**Work item:** Write the data out again so that it matches word for word.

**Supplied information:**

>>>>>

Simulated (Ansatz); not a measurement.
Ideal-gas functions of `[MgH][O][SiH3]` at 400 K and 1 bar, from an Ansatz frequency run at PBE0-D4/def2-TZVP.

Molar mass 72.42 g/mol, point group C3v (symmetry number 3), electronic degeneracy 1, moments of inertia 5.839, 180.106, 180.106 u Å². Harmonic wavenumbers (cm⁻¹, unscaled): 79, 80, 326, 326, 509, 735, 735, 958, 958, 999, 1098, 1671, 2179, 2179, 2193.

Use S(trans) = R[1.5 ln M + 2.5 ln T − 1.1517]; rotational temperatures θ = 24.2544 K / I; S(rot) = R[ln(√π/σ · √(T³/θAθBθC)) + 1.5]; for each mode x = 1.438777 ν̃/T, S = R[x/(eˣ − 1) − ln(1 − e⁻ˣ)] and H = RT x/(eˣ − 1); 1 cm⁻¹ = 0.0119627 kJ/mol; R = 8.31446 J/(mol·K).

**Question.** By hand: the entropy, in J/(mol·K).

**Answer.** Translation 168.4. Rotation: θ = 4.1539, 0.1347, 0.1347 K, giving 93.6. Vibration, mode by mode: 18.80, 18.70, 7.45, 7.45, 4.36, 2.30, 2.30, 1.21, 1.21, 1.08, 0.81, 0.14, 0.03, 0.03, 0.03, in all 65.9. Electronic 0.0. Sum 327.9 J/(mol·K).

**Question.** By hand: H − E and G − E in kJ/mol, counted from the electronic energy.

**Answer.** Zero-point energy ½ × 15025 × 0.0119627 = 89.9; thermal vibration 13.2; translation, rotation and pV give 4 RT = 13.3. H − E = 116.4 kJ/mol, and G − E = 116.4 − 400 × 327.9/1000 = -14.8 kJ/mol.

<<<<<

**Written reply:**
Simulated (Ansatz); not a measurement.
Ideal-gas functions of `[MgH][O][SiH3]` at 400 K and 1 bar, from an Ansatz frequency run at PBE0-D4/def2-TZVP.

Molar mass 72.42 g/mol, point group C3v (symmetry number 3), electronic degeneracy 1, moments of inertia 5.839, 180.106, 180.106 u Å². Harmonic wavenumbers (cm⁻¹, unscaled): 79, 80, 326, 326, 509, 735, 735, 958, 958, 999, 1098, 1671, 2179, 2179, 2193.

Use S(trans) = R[1.5 ln M + 2.5 ln T − 1.1517]; rotational temperatures θ = 24.2544 K / I; S(rot) = R[ln(√π/σ · √(T³/θAθBθC)) + 1.5]; for each mode x = 1.438777 ν̃/T, S = R[x/(eˣ − 1) − ln(1 − e⁻ˣ)] and H = RT x/(eˣ − 1); 1 cm⁻¹ = 0.0119627 kJ/mol; R = 8.31446 J/(mol·K).

**Question.** By hand: the entropy, in J/(mol·K).

**Answer.** Translation 168.4. Rotation: θ = 4.1539, 0.1347, 0.1347 K, giving 93.6. Vibration, mode by mode: 18.80, 18.70, 7.45, 7.45, 4.36, 2.30, 2.30, 1.21, 1.21, 1.08, 0.81, 0.14, 0.03, 0.03, 0.03, in all 65.9. Electronic 0.0. Sum 327.9 J/(mol·K).

**Question.** By hand: H − E and G − E in kJ/mol, counted from the electronic energy.

**Answer.** Zero-point energy ½ × 15025 × 0.0119627 = 89.9; thermal vibration 13.2; translation, rotation and pV give 4 RT = 13.3. H − E = 116.4 kJ/mol, and G − E = 116.4 − 400 × 327.9/1000 = -14.8 kJ/mol.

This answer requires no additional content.